#### Action item
Retype all of the data. Every line must match exactly.

#### Extracted data
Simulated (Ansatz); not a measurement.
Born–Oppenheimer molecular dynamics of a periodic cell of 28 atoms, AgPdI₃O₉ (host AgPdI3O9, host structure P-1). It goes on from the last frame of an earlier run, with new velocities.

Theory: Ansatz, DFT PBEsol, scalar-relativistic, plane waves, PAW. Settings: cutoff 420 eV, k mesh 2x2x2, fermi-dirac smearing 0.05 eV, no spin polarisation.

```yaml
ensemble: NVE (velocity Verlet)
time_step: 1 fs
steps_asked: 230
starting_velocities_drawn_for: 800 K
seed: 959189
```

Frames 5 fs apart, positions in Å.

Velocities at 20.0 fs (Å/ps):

#### Exercise solution
Simulated (Ansatz); not a measurement.
Born–Oppenheimer molecular dynamics of a periodic cell of 28 atoms, AgPdI₃O₉ (host AgPdI3O9, host structure P-1). It goes on from the last frame of an earlier run, with new velocities.

Theory: Ansatz, DFT PBEsol, scalar-relativistic, plane waves, PAW. Settings: cutoff 420 eV, k mesh 2x2x2, fermi-dirac smearing 0.05 eV, no spin polarisation.

```yaml
ensemble: NVE (velocity Verlet)
time_step: 1 fs
steps_asked: 230
starting_velocities_drawn_for: 800 K
seed: 959189
```

Frames 5 fs apart, positions in Å.

Velocities at 20.0 fs (Å/ps):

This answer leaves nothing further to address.